WORK ORDER
The records are to be copied in their entirety, exactly as given.

SUPPLIED DATA
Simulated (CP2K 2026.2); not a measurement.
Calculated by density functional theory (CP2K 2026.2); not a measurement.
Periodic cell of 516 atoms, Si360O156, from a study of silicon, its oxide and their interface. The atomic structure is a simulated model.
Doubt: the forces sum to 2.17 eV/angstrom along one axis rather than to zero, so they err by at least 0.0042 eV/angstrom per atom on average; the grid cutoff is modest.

TASK ANSWER
Simulated (CP2K 2026.2); not a measurement.
Calculated by density functional theory (CP2K 2026.2); not a measurement.
Periodic cell of 516 atoms, Si360O156, from a study of silicon, its oxide and their interface. The atomic structure is a simulated model.
Doubt: the forces sum to 2.17 eV/angstrom along one axis rather than to zero, so they err by at least 0.0042 eV/angstrom per atom on average; the grid cutoff is modest.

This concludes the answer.